> [WORK INSTRUCTION]:
Output each line of the data word for word, from the first through the line that holds "-0.16 | 89.26 |", and leave off whatever follows.

> [INPUT DATA]:
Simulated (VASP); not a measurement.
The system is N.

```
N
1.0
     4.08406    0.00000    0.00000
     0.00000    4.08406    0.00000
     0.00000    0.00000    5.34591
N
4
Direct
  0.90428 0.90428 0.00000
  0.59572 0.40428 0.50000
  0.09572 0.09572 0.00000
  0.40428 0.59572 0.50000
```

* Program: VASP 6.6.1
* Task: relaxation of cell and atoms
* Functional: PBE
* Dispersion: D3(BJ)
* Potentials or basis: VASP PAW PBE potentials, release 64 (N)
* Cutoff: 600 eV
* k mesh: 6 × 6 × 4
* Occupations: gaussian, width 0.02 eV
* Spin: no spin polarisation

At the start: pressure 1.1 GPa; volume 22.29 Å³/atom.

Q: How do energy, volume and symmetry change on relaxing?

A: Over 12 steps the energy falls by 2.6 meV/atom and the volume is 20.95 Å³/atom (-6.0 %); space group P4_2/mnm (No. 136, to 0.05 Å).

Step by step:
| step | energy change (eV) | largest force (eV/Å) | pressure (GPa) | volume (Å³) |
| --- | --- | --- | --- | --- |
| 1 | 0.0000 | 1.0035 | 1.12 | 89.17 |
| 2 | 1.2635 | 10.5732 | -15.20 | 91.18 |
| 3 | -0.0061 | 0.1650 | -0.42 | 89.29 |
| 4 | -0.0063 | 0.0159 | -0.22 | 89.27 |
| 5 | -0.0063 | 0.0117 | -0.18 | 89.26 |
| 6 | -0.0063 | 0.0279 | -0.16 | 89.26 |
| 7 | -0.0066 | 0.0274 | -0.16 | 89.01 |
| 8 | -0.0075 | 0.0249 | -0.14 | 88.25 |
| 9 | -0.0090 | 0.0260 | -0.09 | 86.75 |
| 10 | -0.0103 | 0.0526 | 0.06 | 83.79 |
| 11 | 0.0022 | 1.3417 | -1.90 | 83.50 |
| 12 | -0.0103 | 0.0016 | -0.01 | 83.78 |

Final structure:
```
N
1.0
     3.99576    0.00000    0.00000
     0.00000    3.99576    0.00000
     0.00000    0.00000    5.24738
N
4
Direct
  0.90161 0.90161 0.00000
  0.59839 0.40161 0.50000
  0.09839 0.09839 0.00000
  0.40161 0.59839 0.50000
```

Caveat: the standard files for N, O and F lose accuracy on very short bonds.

> [ANSWER AREA]:
Simulated (VASP); not a measurement.
The system is N.

```
N
1.0
     4.08406    0.00000    0.00000
     0.00000    4.08406    0.00000
     0.00000    0.00000    5.34591
N
4
Direct
  0.90428 0.90428 0.00000
  0.59572 0.40428 0.50000
  0.09572 0.09572 0.00000
  0.40428 0.59572 0.50000
```

* Program: VASP 6.6.1
* Task: relaxation of cell and atoms
* Functional: PBE
* Dispersion: D3(BJ)
* Potentials or basis: VASP PAW PBE potentials, release 64 (N)
* Cutoff: 600 eV
* k mesh: 6 × 6 × 4
* Occupations: gaussian, width 0.02 eV
* Spin: no spin polarisation

At the start: pressure 1.1 GPa; volume 22.29 Å³/atom.

Q: How do energy, volume and symmetry change on relaxing?

A: Over 12 steps the energy falls by 2.6 meV/atom and the volume is 20.95 Å³/atom (-6.0 %); space group P4_2/mnm (No. 136, to 0.05 Å).

Step by step:
| step | energy change (eV) | largest force (eV/Å) | pressure (GPa) | volume (Å³) |
| --- | --- | --- | --- | --- |
| 1 | 0.0000 | 1.0035 | 1.12 | 89.17 |
| 2 | 1.2635 | 10.5732 | -15.20 | 91.18 |
| 3 | -0.0061 | 0.1650 | -0.42 | 89.29 |
| 4 | -0.0063 | 0.0159 | -0.22 | 89.27 |
| 5 | -0.0063 | 0.0117 | -0.18 | 89.26 |
| 6 | -0.0063 | 0.0279 | -0.16 | 89.26 |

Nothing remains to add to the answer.